MATERIAL SHOWN:

+++

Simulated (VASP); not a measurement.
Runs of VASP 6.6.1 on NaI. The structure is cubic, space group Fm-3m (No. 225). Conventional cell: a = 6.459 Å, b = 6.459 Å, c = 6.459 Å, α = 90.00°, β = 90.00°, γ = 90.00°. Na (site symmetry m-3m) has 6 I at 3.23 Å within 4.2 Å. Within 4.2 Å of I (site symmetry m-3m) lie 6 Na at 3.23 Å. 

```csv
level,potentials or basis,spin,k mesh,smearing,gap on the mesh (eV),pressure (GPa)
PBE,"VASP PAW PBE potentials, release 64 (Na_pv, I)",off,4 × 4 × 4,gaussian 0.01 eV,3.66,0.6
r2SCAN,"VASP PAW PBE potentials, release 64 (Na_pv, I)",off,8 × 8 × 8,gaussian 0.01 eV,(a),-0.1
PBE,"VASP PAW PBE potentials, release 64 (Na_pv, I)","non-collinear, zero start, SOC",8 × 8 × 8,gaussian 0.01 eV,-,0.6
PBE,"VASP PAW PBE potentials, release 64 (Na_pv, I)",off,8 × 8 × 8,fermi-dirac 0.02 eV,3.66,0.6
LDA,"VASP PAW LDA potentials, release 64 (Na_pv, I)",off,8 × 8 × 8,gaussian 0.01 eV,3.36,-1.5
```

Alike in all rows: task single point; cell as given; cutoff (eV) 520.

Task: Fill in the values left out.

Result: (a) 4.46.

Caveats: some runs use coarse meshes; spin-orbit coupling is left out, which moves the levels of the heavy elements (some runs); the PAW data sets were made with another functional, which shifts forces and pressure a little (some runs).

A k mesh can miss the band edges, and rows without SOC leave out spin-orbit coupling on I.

+++

WORK ORDER: Only the lines from the beginning of the material above through the line with "Alike in all" are wanted; extract them exactly.

EXERCISE RESPONSE:
Simulated (VASP); not a measurement.
Runs of VASP 6.6.1 on NaI. The structure is cubic, space group Fm-3m (No. 225). Conventional cell: a = 6.459 Å, b = 6.459 Å, c = 6.459 Å, α = 90.00°, β = 90.00°, γ = 90.00°. Na (site symmetry m-3m) has 6 I at 3.23 Å within 4.2 Å. Within 4.2 Å of I (site symmetry m-3m) lie 6 Na at 3.23 Å. 

```csv
level,potentials or basis,spin,k mesh,smearing,gap on the mesh (eV),pressure (GPa)
PBE,"VASP PAW PBE potentials, release 64 (Na_pv, I)",off,4 × 4 × 4,gaussian 0.01 eV,3.66,0.6
r2SCAN,"VASP PAW PBE potentials, release 64 (Na_pv, I)",off,8 × 8 × 8,gaussian 0.01 eV,(a),-0.1
PBE,"VASP PAW PBE potentials, release 64 (Na_pv, I)","non-collinear, zero start, SOC",8 × 8 × 8,gaussian 0.01 eV,-,0.6
PBE,"VASP PAW PBE potentials, release 64 (Na_pv, I)",off,8 × 8 × 8,fermi-dirac 0.02 eV,3.66,0.6
LDA,"VASP PAW LDA potentials, release 64 (Na_pv, I)",off,8 × 8 × 8,gaussian 0.01 eV,3.36,-1.5
```

Alike in all rows: task single point; cell as given; cutoff (eV) 520.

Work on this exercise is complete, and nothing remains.